▸ Source material:
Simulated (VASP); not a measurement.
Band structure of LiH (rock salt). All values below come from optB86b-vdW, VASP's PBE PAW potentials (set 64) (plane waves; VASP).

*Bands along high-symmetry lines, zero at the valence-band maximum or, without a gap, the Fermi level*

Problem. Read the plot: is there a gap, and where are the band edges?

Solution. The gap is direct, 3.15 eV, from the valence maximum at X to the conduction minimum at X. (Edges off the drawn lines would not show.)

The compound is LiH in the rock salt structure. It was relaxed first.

▸ Assigned task: The answer is the lines above between the line holding "Band structure of" and the line holding "Solution. The gap", inclusive, each written out exactly, and no others.

▸ Answer section:
Band structure of LiH (rock salt). All values below come from optB86b-vdW, VASP's PBE PAW potentials (set 64) (plane waves; VASP).

*Bands along high-symmetry lines, zero at the valence-band maximum or, without a gap, the Fermi level*

Problem. Read the plot: is there a gap, and where are the band edges?

Solution. The gap is direct, 3.15 eV, from the valence maximum at X to the conduction minimum at X. (Edges off the drawn lines would not show.)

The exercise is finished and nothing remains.